* **SUPPLIED RECORDS**:
-- Opening Marker --

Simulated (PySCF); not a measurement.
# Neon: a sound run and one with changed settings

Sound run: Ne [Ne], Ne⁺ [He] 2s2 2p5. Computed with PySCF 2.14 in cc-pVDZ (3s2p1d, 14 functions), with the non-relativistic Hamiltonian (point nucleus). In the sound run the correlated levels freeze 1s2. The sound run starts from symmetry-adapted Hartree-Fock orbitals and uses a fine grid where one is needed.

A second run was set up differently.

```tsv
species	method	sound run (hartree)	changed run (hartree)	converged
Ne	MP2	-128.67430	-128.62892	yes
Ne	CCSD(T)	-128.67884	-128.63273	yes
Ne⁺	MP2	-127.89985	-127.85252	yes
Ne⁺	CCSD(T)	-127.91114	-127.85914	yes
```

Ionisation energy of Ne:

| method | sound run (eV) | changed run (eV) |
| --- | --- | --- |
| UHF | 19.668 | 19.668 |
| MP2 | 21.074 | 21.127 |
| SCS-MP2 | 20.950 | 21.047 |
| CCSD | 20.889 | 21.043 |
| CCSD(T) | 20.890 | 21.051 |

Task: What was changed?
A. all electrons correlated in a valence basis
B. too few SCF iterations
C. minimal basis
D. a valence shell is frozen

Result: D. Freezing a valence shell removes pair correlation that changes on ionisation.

-- Closing Marker --

* **BRIEF**: Quote exactly the first line of the entries and every line after it, stopping with the line that contains "# Neon: a sound".

* **EXERCISE RESPONSE**:
Simulated (PySCF); not a measurement.
# Neon: a sound run and one with changed settings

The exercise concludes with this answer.